Supplied material ::
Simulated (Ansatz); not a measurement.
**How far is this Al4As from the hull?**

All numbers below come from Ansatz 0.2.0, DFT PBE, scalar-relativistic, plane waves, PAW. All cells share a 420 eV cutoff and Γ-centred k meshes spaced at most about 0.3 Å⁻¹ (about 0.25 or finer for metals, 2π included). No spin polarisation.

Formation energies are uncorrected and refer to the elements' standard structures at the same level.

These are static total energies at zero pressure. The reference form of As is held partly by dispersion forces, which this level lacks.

Work order :: Write all the entries again precisely as they were given.

Your response ::
Simulated (Ansatz); not a measurement.
**How far is this Al4As from the hull?**

All numbers below come from Ansatz 0.2.0, DFT PBE, scalar-relativistic, plane waves, PAW. All cells share a 420 eV cutoff and Γ-centred k meshes spaced at most about 0.3 Å⁻¹ (about 0.25 or finer for metals, 2π included). No spin polarisation.

Formation energies are uncorrected and refer to the elements' standard structures at the same level.

These are static total energies at zero pressure. The reference form of As is held partly by dispersion forces, which this level lacks.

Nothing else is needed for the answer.